(Dataset extract Opens)

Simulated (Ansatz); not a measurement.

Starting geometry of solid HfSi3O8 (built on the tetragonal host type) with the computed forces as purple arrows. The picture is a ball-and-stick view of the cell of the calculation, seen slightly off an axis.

(Dataset extract Closes)

_Required action_.
Each line of the records above should be copied exactly.

_Answer section_.
Simulated (Ansatz); not a measurement.

Starting geometry of solid HfSi3O8 (built on the tetragonal host type) with the computed forces as purple arrows. The picture is a ball-and-stick view of the cell of the calculation, seen slightly off an axis.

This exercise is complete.